▶ Brief: Output each line of the data word for word, from the first through the line that holds "Something may be", and leave off whatever follows.

BEGIN
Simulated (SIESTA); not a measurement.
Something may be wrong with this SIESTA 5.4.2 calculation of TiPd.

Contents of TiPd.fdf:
END

▶ Exercise response:
Simulated (SIESTA); not a measurement.
Something may be wrong with this SIESTA 5.4.2 calculation of TiPd.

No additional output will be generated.